__REQUIRED ACTION__. Give back all the records exactly, keeping every line whole.

__GIVEN DATA__.
▶
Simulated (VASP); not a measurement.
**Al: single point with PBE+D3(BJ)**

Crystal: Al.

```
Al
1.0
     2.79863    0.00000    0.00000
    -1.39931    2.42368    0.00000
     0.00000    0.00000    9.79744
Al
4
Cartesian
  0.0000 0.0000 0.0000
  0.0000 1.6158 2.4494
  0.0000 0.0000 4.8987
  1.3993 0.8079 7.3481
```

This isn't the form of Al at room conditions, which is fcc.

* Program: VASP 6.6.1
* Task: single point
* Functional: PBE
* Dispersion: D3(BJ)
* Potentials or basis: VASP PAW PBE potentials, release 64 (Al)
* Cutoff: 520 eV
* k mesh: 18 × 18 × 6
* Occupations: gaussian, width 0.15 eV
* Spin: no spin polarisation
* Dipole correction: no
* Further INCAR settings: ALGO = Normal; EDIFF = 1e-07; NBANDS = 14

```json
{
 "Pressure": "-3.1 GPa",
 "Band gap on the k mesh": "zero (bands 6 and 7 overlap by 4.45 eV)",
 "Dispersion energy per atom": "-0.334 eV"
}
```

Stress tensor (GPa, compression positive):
◀

__ANSWER BOX__.
Simulated (VASP); not a measurement.
**Al: single point with PBE+D3(BJ)**

Crystal: Al.

```
Al
1.0
     2.79863    0.00000    0.00000
    -1.39931    2.42368    0.00000
     0.00000    0.00000    9.79744
Al
4
Cartesian
  0.0000 0.0000 0.0000
  0.0000 1.6158 2.4494
  0.0000 0.0000 4.8987
  1.3993 0.8079 7.3481
```

This isn't the form of Al at room conditions, which is fcc.

* Program: VASP 6.6.1
* Task: single point
* Functional: PBE
* Dispersion: D3(BJ)
* Potentials or basis: VASP PAW PBE potentials, release 64 (Al)
* Cutoff: 520 eV
* k mesh: 18 × 18 × 6
* Occupations: gaussian, width 0.15 eV
* Spin: no spin polarisation
* Dipole correction: no
* Further INCAR settings: ALGO = Normal; EDIFF = 1e-07; NBANDS = 14

```json
{
 "Pressure": "-3.1 GPa",
 "Band gap on the k mesh": "zero (bands 6 and 7 overlap by 4.45 eV)",
 "Dispersion energy per atom": "-0.334 eV"
}
```

Stress tensor (GPa, compression positive):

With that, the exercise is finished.